Beginning with the first line below, please repeat the material exactly, ending with the line that includes "### Step 1. The cell of the first run".

※ ※ ※
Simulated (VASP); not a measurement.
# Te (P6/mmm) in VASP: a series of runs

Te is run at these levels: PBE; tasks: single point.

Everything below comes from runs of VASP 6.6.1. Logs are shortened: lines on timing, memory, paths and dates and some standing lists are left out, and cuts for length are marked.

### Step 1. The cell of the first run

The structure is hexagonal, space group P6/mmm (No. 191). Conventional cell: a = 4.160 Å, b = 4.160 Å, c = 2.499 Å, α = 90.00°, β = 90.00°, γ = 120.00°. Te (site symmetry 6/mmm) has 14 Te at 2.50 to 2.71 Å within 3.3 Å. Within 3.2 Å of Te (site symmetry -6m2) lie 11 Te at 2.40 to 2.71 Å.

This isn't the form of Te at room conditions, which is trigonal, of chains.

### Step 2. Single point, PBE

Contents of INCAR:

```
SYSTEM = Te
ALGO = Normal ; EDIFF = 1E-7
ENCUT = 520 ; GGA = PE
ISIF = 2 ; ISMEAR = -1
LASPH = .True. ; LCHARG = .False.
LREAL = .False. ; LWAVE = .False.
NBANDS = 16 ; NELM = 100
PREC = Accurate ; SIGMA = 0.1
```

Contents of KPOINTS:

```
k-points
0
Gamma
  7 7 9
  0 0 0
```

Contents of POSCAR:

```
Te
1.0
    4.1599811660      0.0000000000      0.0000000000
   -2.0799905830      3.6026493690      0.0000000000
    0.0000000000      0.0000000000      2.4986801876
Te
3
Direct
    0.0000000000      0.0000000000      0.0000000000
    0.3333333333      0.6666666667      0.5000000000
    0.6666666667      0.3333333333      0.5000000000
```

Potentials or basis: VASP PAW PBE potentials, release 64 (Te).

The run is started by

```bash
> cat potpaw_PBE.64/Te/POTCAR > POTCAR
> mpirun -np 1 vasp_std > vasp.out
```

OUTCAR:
※ ※ ※

Task answer:
Simulated (VASP); not a measurement.
# Te (P6/mmm) in VASP: a series of runs

Te is run at these levels: PBE; tasks: single point.

Everything below comes from runs of VASP 6.6.1. Logs are shortened: lines on timing, memory, paths and dates and some standing lists are left out, and cuts for length are marked.

### Step 1. The cell of the first run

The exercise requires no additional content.